Work task. Each line from the beginning of the data below through the line containing "Caveats: the PAW" should be repeated exactly, please.

Records supplied.

__________

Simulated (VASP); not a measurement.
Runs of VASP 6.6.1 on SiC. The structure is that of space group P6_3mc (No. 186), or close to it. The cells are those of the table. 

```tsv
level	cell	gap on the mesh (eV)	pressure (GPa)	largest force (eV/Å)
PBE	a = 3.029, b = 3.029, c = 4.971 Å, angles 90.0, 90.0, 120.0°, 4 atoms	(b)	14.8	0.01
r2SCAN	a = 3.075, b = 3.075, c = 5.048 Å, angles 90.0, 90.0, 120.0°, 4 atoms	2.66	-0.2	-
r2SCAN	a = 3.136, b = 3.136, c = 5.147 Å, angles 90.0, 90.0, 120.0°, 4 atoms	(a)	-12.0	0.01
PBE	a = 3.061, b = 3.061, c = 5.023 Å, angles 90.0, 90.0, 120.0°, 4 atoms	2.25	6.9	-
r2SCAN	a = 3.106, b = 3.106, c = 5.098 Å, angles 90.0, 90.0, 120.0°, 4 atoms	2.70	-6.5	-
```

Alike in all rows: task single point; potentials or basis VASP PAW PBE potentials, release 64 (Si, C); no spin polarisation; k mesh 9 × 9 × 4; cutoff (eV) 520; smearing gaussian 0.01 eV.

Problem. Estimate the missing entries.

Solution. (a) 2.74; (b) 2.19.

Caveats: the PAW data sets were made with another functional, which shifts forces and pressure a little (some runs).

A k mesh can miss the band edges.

__________

Problem solution.
Simulated (VASP); not a measurement.
Runs of VASP 6.6.1 on SiC. The structure is that of space group P6_3mc (No. 186), or close to it. The cells are those of the table. 

```tsv
level	cell	gap on the mesh (eV)	pressure (GPa)	largest force (eV/Å)
PBE	a = 3.029, b = 3.029, c = 4.971 Å, angles 90.0, 90.0, 120.0°, 4 atoms	(b)	14.8	0.01
r2SCAN	a = 3.075, b = 3.075, c = 5.048 Å, angles 90.0, 90.0, 120.0°, 4 atoms	2.66	-0.2	-
r2SCAN	a = 3.136, b = 3.136, c = 5.147 Å, angles 90.0, 90.0, 120.0°, 4 atoms	(a)	-12.0	0.01
PBE	a = 3.061, b = 3.061, c = 5.023 Å, angles 90.0, 90.0, 120.0°, 4 atoms	2.25	6.9	-
r2SCAN	a = 3.106, b = 3.106, c = 5.098 Å, angles 90.0, 90.0, 120.0°, 4 atoms	2.70	-6.5	-
```

Alike in all rows: task single point; potentials or basis VASP PAW PBE potentials, release 64 (Si, C); no spin polarisation; k mesh 9 × 9 × 4; cutoff (eV) 520; smearing gaussian 0.01 eV.

Problem. Estimate the missing entries.

Solution. (a) 2.74; (b) 2.19.

Caveats: the PAW data sets were made with another functional, which shifts forces and pressure a little (some runs).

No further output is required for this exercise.